-- BRIEF --
Output only the lines below that start at the line containing "Caveats: the PAW" and end at the line containing "A k mesh can", with both ends kept.

-- DATA EXTRACTS --
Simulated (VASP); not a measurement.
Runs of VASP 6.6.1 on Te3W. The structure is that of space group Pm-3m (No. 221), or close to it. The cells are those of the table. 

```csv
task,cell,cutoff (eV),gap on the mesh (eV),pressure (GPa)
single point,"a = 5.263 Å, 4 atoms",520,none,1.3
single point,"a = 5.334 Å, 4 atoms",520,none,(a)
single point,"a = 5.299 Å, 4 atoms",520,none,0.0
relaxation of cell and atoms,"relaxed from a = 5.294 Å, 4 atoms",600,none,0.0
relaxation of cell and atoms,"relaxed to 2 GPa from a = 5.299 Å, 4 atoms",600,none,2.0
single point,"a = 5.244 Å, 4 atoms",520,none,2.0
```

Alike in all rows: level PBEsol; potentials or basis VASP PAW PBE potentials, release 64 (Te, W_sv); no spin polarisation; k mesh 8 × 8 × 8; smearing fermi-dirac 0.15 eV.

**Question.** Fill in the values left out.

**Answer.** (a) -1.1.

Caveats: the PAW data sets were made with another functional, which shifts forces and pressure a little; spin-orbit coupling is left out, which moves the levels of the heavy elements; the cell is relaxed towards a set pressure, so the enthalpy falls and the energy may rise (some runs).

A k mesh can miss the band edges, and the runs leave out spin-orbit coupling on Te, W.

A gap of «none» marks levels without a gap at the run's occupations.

-- WRITTEN ANSWER --
Caveats: the PAW data sets were made with another functional, which shifts forces and pressure a little; spin-orbit coupling is left out, which moves the levels of the heavy elements; the cell is relaxed towards a set pressure, so the enthalpy falls and the energy may rise (some runs).

A k mesh can miss the band edges, and the runs leave out spin-orbit coupling on Te, W.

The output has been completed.